╔══
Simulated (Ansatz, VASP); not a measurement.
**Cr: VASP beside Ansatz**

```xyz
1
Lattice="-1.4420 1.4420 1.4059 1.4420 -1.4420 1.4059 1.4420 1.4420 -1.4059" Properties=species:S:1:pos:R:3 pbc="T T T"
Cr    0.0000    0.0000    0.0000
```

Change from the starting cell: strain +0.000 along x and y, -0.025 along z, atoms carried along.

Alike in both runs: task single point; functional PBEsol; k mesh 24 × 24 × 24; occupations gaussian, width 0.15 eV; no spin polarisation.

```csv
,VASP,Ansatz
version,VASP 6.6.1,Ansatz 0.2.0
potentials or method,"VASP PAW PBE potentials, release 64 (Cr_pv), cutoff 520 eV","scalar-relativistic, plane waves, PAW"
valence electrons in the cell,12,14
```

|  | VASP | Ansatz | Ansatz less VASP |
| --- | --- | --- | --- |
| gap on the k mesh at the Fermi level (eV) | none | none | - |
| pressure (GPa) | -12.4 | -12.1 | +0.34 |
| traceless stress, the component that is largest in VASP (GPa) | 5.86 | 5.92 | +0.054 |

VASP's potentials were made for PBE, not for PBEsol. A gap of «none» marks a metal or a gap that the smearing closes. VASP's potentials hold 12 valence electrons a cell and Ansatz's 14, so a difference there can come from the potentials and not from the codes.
╚══

Assigned task: Once the line containing "5.92 | +0.054 |" has been set down, nothing more is wanted; set down each line of the listing above up to it exactly, starting with the first.

Exercise solution:
Simulated (Ansatz, VASP); not a measurement.
**Cr: VASP beside Ansatz**

```xyz
1
Lattice="-1.4420 1.4420 1.4059 1.4420 -1.4420 1.4059 1.4420 1.4420 -1.4059" Properties=species:S:1:pos:R:3 pbc="T T T"
Cr    0.0000    0.0000    0.0000
```

Change from the starting cell: strain +0.000 along x and y, -0.025 along z, atoms carried along.

Alike in both runs: task single point; functional PBEsol; k mesh 24 × 24 × 24; occupations gaussian, width 0.15 eV; no spin polarisation.

```csv
,VASP,Ansatz
version,VASP 6.6.1,Ansatz 0.2.0
potentials or method,"VASP PAW PBE potentials, release 64 (Cr_pv), cutoff 520 eV","scalar-relativistic, plane waves, PAW"
valence electrons in the cell,12,14
```

|  | VASP | Ansatz | Ansatz less VASP |
| --- | --- | --- | --- |
| gap on the k mesh at the Fermi level (eV) | none | none | - |
| pressure (GPa) | -12.4 | -12.1 | +0.34 |
| traceless stress, the component that is largest in VASP (GPa) | 5.86 | 5.92 | +0.054 |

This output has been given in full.